--- Task item ---
Print the listing that follows, character for character.

# # # # #

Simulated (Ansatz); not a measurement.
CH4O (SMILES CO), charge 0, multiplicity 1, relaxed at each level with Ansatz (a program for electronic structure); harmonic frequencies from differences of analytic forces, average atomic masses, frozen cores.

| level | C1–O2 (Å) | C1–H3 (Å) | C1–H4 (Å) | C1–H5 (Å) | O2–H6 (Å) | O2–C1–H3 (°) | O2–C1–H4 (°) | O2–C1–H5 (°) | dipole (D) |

# # # # #

--- Written response ---
Simulated (Ansatz); not a measurement.
CH4O (SMILES CO), charge 0, multiplicity 1, relaxed at each level with Ansatz (a program for electronic structure); harmonic frequencies from differences of analytic forces, average atomic masses, frozen cores.

| level | C1–O2 (Å) | C1–H3 (Å) | C1–H4 (Å) | C1–H5 (Å) | O2–H6 (Å) | O2–C1–H3 (°) | O2–C1–H4 (°) | O2–C1–H5 (°) | dipole (D) |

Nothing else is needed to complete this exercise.